**BRIEF**
All of the records must be repeated exactly as they read.

'''

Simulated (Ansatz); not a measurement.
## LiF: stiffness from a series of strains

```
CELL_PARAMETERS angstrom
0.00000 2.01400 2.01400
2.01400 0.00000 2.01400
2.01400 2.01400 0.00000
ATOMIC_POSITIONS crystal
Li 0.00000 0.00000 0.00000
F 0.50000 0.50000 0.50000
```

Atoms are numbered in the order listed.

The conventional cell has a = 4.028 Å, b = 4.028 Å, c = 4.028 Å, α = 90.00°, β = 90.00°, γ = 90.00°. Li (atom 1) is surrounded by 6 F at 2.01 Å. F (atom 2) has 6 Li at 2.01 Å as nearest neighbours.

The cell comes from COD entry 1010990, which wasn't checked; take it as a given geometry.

'''

**TASK OUTPUT**
Simulated (Ansatz); not a measurement.
## LiF: stiffness from a series of strains

```
CELL_PARAMETERS angstrom
0.00000 2.01400 2.01400
2.01400 0.00000 2.01400
2.01400 2.01400 0.00000
ATOMIC_POSITIONS crystal
Li 0.00000 0.00000 0.00000
F 0.50000 0.50000 0.50000
```

Atoms are numbered in the order listed.

The conventional cell has a = 4.028 Å, b = 4.028 Å, c = 4.028 Å, α = 90.00°, β = 90.00°, γ = 90.00°. Li (atom 1) is surrounded by 6 F at 2.01 Å. F (atom 2) has 6 Li at 2.01 Å as nearest neighbours.

The cell comes from COD entry 1010990, which wasn't checked; take it as a given geometry.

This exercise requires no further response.